» **SUPPLIED MATERIAL**:
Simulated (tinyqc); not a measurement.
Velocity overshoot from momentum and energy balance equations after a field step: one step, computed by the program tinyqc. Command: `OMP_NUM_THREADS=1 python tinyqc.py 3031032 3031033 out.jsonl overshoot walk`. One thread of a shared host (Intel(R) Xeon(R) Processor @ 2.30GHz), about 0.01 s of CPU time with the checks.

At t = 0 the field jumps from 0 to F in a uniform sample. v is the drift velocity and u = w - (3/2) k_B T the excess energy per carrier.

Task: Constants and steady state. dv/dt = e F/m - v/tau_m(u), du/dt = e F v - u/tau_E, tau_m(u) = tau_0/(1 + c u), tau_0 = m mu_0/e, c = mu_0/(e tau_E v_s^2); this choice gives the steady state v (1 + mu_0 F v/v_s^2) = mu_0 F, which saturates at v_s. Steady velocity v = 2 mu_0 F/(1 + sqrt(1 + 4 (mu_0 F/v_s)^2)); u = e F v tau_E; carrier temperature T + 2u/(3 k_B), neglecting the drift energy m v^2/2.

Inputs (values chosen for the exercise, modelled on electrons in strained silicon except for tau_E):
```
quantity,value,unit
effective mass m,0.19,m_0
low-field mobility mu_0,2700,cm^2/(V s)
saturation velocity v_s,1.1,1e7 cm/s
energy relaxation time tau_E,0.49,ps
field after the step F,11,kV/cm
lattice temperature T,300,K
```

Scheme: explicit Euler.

» **REQUIRED ACTION**: Please return exactly the lines from the first line of the material through the one with "Task: Constants and", and no lines after it.

» **PROBLEM SOLUTION**:
Simulated (tinyqc); not a measurement.
Velocity overshoot from momentum and energy balance equations after a field step: one step, computed by the program tinyqc. Command: `OMP_NUM_THREADS=1 python tinyqc.py 3031032 3031033 out.jsonl overshoot walk`. One thread of a shared host (Intel(R) Xeon(R) Processor @ 2.30GHz), about 0.01 s of CPU time with the checks.

At t = 0 the field jumps from 0 to F in a uniform sample. v is the drift velocity and u = w - (3/2) k_B T the excess energy per carrier.

Task: Constants and steady state. dv/dt = e F/m - v/tau_m(u), du/dt = e F v - u/tau_E, tau_m(u) = tau_0/(1 + c u), tau_0 = m mu_0/e, c = mu_0/(e tau_E v_s^2); this choice gives the steady state v (1 + mu_0 F v/v_s^2) = mu_0 F, which saturates at v_s. Steady velocity v = 2 mu_0 F/(1 + sqrt(1 + 4 (mu_0 F/v_s)^2)); u = e F v tau_E; carrier temperature T + 2u/(3 k_B), neglecting the drift energy m v^2/2.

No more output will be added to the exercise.